> _Exercise_:
Please write the following entries out once more, exactly.

━━━━━ Supplied records
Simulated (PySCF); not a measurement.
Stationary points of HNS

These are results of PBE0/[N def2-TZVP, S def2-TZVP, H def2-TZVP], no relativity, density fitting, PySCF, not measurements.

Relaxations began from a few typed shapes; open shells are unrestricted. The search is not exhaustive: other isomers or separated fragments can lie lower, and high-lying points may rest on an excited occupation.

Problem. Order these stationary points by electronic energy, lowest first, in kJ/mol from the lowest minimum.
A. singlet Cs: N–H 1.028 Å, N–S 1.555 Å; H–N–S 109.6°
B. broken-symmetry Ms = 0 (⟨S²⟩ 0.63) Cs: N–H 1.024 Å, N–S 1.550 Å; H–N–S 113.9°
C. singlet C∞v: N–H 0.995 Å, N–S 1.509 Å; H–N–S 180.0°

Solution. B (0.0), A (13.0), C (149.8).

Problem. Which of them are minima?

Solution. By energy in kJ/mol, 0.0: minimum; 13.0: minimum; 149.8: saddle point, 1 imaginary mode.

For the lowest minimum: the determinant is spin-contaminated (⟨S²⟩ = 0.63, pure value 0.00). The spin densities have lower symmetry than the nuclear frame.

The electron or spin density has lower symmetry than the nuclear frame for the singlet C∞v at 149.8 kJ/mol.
━━━━━━━━━━

> _Result_:
Simulated (PySCF); not a measurement.
Stationary points of HNS

These are results of PBE0/[N def2-TZVP, S def2-TZVP, H def2-TZVP], no relativity, density fitting, PySCF, not measurements.

Relaxations began from a few typed shapes; open shells are unrestricted. The search is not exhaustive: other isomers or separated fragments can lie lower, and high-lying points may rest on an excited occupation.

Problem. Order these stationary points by electronic energy, lowest first, in kJ/mol from the lowest minimum.
A. singlet Cs: N–H 1.028 Å, N–S 1.555 Å; H–N–S 109.6°
B. broken-symmetry Ms = 0 (⟨S²⟩ 0.63) Cs: N–H 1.024 Å, N–S 1.550 Å; H–N–S 113.9°
C. singlet C∞v: N–H 0.995 Å, N–S 1.509 Å; H–N–S 180.0°

Solution. B (0.0), A (13.0), C (149.8).

Problem. Which of them are minima?

Solution. By energy in kJ/mol, 0.0: minimum; 13.0: minimum; 149.8: saddle point, 1 imaginary mode.

For the lowest minimum: the determinant is spin-contaminated (⟨S²⟩ = 0.63, pure value 0.00). The spin densities have lower symmetry than the nuclear frame.

The electron or spin density has lower symmetry than the nuclear frame for the singlet C∞v at 149.8 kJ/mol.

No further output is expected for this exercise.